MATERIAL PROVIDED =>
= Beginning of Section =

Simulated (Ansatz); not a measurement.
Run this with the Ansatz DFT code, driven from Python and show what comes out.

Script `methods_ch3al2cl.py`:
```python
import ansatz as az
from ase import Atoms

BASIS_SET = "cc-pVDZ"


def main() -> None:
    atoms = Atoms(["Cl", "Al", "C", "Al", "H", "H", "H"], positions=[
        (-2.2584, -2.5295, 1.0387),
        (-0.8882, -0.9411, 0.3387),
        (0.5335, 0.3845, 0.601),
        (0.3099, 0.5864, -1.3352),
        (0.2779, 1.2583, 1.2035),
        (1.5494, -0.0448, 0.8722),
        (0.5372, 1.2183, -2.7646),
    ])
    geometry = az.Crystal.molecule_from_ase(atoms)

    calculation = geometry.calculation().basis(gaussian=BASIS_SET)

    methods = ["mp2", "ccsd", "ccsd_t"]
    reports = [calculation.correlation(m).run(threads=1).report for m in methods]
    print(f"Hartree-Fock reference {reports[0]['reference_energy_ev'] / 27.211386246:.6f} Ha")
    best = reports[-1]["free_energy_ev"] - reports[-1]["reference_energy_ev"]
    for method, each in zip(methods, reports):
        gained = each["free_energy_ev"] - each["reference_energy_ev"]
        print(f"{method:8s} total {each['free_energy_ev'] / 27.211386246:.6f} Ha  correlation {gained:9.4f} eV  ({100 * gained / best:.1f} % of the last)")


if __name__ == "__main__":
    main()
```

= End of Section =

EXERCISE => Transcribe every record exactly, keeping each line as it is.

RESPONSE =>
Simulated (Ansatz); not a measurement.
Run this with the Ansatz DFT code, driven from Python and show what comes out.

Script `methods_ch3al2cl.py`:
```python
import ansatz as az
from ase import Atoms

BASIS_SET = "cc-pVDZ"


def main() -> None:
    atoms = Atoms(["Cl", "Al", "C", "Al", "H", "H", "H"], positions=[
        (-2.2584, -2.5295, 1.0387),
        (-0.8882, -0.9411, 0.3387),
        (0.5335, 0.3845, 0.601),
        (0.3099, 0.5864, -1.3352),
        (0.2779, 1.2583, 1.2035),
        (1.5494, -0.0448, 0.8722),
        (0.5372, 1.2183, -2.7646),
    ])
    geometry = az.Crystal.molecule_from_ase(atoms)

    calculation = geometry.calculation().basis(gaussian=BASIS_SET)

    methods = ["mp2", "ccsd", "ccsd_t"]
    reports = [calculation.correlation(m).run(threads=1).report for m in methods]
    print(f"Hartree-Fock reference {reports[0]['reference_energy_ev'] / 27.211386246:.6f} Ha")
    best = reports[-1]["free_energy_ev"] - reports[-1]["reference_energy_ev"]
    for method, each in zip(methods, reports):
        gained = each["free_energy_ev"] - each["reference_energy_ev"]
        print(f"{method:8s} total {each['free_energy_ev'] / 27.211386246:.6f} Ha  correlation {gained:9.4f} eV  ({100 * gained / best:.1f} % of the last)")


if __name__ == "__main__":
    main()
```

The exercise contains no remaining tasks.